:: Extracted information ::
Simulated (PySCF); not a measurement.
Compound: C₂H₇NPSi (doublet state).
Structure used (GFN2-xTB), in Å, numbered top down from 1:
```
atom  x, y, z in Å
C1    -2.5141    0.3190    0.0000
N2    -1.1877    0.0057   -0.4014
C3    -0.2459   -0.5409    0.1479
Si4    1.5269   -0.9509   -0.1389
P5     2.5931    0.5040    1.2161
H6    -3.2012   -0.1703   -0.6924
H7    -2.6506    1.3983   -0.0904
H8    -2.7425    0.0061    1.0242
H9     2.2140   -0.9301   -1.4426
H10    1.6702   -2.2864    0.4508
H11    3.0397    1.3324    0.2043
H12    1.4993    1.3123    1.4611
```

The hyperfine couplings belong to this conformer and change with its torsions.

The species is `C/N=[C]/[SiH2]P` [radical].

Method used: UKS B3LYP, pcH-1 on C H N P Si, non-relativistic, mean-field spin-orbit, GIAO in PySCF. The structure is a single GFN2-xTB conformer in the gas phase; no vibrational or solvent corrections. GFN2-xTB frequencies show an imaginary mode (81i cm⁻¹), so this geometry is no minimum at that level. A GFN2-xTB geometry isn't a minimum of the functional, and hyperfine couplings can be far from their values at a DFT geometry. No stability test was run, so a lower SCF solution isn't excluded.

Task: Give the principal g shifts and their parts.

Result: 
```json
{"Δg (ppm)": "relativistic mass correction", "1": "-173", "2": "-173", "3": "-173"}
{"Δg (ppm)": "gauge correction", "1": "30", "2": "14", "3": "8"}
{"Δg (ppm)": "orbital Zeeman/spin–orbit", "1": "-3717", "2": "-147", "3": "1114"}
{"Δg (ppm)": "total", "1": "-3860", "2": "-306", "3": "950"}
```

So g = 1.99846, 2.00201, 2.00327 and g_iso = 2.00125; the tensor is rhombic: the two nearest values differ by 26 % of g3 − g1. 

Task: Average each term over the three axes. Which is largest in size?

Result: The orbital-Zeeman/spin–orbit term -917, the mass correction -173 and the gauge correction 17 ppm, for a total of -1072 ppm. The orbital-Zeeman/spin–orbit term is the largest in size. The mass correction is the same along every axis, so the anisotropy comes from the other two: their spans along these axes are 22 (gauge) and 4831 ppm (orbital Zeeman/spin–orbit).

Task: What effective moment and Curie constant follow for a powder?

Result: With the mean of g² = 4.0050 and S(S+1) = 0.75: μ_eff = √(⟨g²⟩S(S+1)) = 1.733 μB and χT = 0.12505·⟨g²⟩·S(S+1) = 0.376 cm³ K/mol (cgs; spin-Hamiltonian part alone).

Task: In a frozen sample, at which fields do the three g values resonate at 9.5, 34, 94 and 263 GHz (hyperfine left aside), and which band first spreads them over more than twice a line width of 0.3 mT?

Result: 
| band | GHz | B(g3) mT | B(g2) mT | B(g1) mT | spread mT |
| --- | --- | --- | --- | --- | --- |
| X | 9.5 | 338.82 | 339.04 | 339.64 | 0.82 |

:: Assignment ::
In the entries above, please find the line with "Compound: C₂H₇NPSi (doublet state)." and the line with "The species is", then write out exactly those two lines and every line between them, and nothing more.

:: Problem solution ::
Compound: C₂H₇NPSi (doublet state).
Structure used (GFN2-xTB), in Å, numbered top down from 1:
```
atom  x, y, z in Å
C1    -2.5141    0.3190    0.0000
N2    -1.1877    0.0057   -0.4014
C3    -0.2459   -0.5409    0.1479
Si4    1.5269   -0.9509   -0.1389
P5     2.5931    0.5040    1.2161
H6    -3.2012   -0.1703   -0.6924
H7    -2.6506    1.3983   -0.0904
H8    -2.7425    0.0061    1.0242
H9     2.2140   -0.9301   -1.4426
H10    1.6702   -2.2864    0.4508
H11    3.0397    1.3324    0.2043
H12    1.4993    1.3123    1.4611
```

The hyperfine couplings belong to this conformer and change with its torsions.

The species is `C/N=[C]/[SiH2]P` [radical].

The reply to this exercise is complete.